_Assigned task_
Transcribe exactly each line of the entries, from the opening line to the line with "Aim: the relaxation", with both of those lines included.

-- Source material follows --

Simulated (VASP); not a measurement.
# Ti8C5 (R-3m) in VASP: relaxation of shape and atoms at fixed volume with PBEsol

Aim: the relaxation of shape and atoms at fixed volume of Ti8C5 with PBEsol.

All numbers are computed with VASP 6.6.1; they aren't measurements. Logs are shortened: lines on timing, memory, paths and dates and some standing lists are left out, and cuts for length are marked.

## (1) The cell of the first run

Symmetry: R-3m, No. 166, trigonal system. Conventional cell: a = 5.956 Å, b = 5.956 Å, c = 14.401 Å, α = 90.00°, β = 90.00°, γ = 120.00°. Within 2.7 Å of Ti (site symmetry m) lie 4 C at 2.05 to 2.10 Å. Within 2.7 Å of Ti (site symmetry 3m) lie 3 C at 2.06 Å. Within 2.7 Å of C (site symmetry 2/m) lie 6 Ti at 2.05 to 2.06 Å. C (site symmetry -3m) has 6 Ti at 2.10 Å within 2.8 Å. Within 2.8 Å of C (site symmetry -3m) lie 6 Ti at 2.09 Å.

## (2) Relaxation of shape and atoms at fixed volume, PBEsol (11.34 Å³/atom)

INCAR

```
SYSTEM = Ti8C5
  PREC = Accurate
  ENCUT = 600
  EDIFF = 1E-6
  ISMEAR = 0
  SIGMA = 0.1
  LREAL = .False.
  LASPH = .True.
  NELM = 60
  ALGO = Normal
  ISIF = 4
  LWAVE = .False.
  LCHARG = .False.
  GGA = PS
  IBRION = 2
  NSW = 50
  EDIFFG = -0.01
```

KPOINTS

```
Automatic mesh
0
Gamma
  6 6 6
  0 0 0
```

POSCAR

-- Source material concluded --

_Exercise solution_
Simulated (VASP); not a measurement.
# Ti8C5 (R-3m) in VASP: relaxation of shape and atoms at fixed volume with PBEsol

Aim: the relaxation of shape and atoms at fixed volume of Ti8C5 with PBEsol.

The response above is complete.